*** Opening of EXTRACTED MATERIAL ***
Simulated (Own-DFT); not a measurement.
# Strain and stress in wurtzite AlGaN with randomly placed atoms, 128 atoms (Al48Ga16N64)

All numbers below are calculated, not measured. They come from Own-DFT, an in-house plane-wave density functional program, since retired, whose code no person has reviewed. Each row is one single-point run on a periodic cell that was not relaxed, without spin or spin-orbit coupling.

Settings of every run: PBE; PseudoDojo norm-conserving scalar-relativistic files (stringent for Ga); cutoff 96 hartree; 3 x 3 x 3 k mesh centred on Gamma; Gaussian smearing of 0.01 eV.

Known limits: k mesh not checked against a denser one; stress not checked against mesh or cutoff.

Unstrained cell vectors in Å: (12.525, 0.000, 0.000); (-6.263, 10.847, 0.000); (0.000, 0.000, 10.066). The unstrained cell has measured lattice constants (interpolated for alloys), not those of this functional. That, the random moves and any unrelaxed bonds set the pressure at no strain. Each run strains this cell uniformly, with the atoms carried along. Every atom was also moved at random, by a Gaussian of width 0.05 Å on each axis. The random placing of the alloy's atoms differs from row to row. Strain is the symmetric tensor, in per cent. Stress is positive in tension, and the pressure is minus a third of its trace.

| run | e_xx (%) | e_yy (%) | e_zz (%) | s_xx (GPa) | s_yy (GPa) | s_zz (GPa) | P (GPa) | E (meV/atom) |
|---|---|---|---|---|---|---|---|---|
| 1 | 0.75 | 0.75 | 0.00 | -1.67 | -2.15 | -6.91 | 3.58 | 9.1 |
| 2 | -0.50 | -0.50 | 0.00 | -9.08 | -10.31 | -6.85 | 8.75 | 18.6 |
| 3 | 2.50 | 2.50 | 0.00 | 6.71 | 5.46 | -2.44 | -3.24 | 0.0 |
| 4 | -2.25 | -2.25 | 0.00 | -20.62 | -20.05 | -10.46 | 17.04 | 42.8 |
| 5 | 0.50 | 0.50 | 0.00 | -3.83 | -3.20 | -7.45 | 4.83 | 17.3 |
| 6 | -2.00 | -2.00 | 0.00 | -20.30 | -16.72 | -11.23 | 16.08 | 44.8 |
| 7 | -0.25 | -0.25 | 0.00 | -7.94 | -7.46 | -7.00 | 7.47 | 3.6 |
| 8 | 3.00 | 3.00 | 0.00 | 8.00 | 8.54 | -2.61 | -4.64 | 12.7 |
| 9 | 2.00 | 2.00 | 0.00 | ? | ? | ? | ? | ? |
*** Close of EXTRACTED MATERIAL ***

== EXERCISE ==
In the listing above, find the line with "3.58 | 9.1 |" and the line with "-4.64 | 12.7 |", then print exactly those two lines and every line between them, and nothing more.

== EXERCISE SOLUTION ==
| 1 | 0.75 | 0.75 | 0.00 | -1.67 | -2.15 | -6.91 | 3.58 | 9.1 |
| 2 | -0.50 | -0.50 | 0.00 | -9.08 | -10.31 | -6.85 | 8.75 | 18.6 |
| 3 | 2.50 | 2.50 | 0.00 | 6.71 | 5.46 | -2.44 | -3.24 | 0.0 |
| 4 | -2.25 | -2.25 | 0.00 | -20.62 | -20.05 | -10.46 | 17.04 | 42.8 |
| 5 | 0.50 | 0.50 | 0.00 | -3.83 | -3.20 | -7.45 | 4.83 | 17.3 |
| 6 | -2.00 | -2.00 | 0.00 | -20.30 | -16.72 | -11.23 | 16.08 | 44.8 |
| 7 | -0.25 | -0.25 | 0.00 | -7.94 | -7.46 | -7.00 | 7.47 | 3.6 |
| 8 | 3.00 | 3.00 | 0.00 | 8.00 | 8.54 | -2.61 | -4.64 | 12.7 |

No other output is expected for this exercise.